[Required action] The records come next. Copy all of them exactly.

[Information supplied]
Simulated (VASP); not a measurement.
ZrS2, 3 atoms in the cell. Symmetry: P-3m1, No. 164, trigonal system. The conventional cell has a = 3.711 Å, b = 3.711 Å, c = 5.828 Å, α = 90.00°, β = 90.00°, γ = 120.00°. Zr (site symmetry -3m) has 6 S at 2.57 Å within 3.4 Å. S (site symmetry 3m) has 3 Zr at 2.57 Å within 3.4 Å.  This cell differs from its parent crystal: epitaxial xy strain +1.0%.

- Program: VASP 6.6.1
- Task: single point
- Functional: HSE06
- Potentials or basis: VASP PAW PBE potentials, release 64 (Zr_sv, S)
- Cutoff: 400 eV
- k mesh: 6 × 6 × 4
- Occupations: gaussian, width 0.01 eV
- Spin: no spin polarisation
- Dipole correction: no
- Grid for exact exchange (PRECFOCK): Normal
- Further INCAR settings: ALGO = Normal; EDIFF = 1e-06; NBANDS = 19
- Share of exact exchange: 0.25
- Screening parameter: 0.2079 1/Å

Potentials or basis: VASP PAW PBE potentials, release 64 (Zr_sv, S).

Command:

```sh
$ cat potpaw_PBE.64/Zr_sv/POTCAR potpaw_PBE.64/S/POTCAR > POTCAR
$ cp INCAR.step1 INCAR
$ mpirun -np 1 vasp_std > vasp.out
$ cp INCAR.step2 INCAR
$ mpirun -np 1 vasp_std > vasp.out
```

[Task result]
Simulated (VASP); not a measurement.
ZrS2, 3 atoms in the cell. Symmetry: P-3m1, No. 164, trigonal system. The conventional cell has a = 3.711 Å, b = 3.711 Å, c = 5.828 Å, α = 90.00°, β = 90.00°, γ = 120.00°. Zr (site symmetry -3m) has 6 S at 2.57 Å within 3.4 Å. S (site symmetry 3m) has 3 Zr at 2.57 Å within 3.4 Å.  This cell differs from its parent crystal: epitaxial xy strain +1.0%.

- Program: VASP 6.6.1
- Task: single point
- Functional: HSE06
- Potentials or basis: VASP PAW PBE potentials, release 64 (Zr_sv, S)
- Cutoff: 400 eV
- k mesh: 6 × 6 × 4
- Occupations: gaussian, width 0.01 eV
- Spin: no spin polarisation
- Dipole correction: no
- Grid for exact exchange (PRECFOCK): Normal
- Further INCAR settings: ALGO = Normal; EDIFF = 1e-06; NBANDS = 19
- Share of exact exchange: 0.25
- Screening parameter: 0.2079 1/Å

Potentials or basis: VASP PAW PBE potentials, release 64 (Zr_sv, S).

Command:

```sh
$ cat potpaw_PBE.64/Zr_sv/POTCAR potpaw_PBE.64/S/POTCAR > POTCAR
$ cp INCAR.step1 INCAR
$ mpirun -np 1 vasp_std > vasp.out
$ cp INCAR.step2 INCAR
$ mpirun -np 1 vasp_std > vasp.out
```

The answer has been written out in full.